First find the line with "Method: UKS PBE0-D4/def2-TZVPD;" in the entries below, then set down exactly every line through the line with "4 atoms, charge -1, spin multiplicity 2.", that line included.

=== Excerpted records ===
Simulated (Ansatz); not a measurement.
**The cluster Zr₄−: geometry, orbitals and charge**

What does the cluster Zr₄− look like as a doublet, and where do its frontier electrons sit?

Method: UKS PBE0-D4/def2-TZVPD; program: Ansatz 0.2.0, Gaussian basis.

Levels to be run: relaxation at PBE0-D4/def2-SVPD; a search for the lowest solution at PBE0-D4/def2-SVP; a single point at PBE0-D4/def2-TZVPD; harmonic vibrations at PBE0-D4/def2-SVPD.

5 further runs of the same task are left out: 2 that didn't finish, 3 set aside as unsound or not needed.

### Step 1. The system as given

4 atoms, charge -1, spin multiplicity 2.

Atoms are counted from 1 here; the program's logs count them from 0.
===

| Task response |
Method: UKS PBE0-D4/def2-TZVPD; program: Ansatz 0.2.0, Gaussian basis.

Levels to be run: relaxation at PBE0-D4/def2-SVPD; a search for the lowest solution at PBE0-D4/def2-SVP; a single point at PBE0-D4/def2-TZVPD; harmonic vibrations at PBE0-D4/def2-SVPD.

5 further runs of the same task are left out: 2 that didn't finish, 3 set aside as unsound or not needed.

### Step 1. The system as given

4 atoms, charge -1, spin multiplicity 2.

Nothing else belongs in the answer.